◆ Records provided ◆
☆ ☆ ☆ ☆
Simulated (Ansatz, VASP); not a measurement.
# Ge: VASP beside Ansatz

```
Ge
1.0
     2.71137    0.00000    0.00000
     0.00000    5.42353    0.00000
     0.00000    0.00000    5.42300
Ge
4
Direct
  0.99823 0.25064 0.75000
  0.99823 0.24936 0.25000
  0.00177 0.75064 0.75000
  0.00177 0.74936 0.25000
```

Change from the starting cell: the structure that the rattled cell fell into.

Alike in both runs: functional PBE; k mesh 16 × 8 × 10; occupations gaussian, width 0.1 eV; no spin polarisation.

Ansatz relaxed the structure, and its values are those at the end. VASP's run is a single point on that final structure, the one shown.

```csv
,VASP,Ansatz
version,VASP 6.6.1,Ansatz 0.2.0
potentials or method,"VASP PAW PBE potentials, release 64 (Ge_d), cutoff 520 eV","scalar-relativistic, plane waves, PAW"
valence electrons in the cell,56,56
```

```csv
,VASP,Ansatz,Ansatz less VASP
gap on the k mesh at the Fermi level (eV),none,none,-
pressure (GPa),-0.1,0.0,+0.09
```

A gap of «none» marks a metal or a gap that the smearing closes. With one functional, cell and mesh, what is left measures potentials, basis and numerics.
☆ ☆ ☆ ☆

◆ Work task ◆
Give back exactly the lines above, from the line containing "# Ge: VASP beside Ansatz" through the line containing "Alike in both", with both end lines and nothing more.

◆ Response box ◆
# Ge: VASP beside Ansatz

```
Ge
1.0
     2.71137    0.00000    0.00000
     0.00000    5.42353    0.00000
     0.00000    0.00000    5.42300
Ge
4
Direct
  0.99823 0.25064 0.75000
  0.99823 0.24936 0.25000
  0.00177 0.75064 0.75000
  0.00177 0.74936 0.25000
```

Change from the starting cell: the structure that the rattled cell fell into.

Alike in both runs: functional PBE; k mesh 16 × 8 × 10; occupations gaussian, width 0.1 eV; no spin polarisation.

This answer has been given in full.